_Work order_.
Restate each entry below without changing a word.

== == ==
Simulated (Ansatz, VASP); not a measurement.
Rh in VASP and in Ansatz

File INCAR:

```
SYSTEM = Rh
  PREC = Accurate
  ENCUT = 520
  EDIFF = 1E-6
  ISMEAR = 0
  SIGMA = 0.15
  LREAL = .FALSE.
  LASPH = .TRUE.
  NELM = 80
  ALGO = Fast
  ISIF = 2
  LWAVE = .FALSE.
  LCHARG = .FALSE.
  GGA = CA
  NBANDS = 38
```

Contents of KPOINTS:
== == ==

_Exercise answer_.
Simulated (Ansatz, VASP); not a measurement.
Rh in VASP and in Ansatz

File INCAR:

```
SYSTEM = Rh
  PREC = Accurate
  ENCUT = 520
  EDIFF = 1E-6
  ISMEAR = 0
  SIGMA = 0.15
  LREAL = .FALSE.
  LASPH = .TRUE.
  NELM = 80
  ALGO = Fast
  ISIF = 2
  LWAVE = .FALSE.
  LCHARG = .FALSE.
  GGA = CA
  NBANDS = 38
```

Contents of KPOINTS:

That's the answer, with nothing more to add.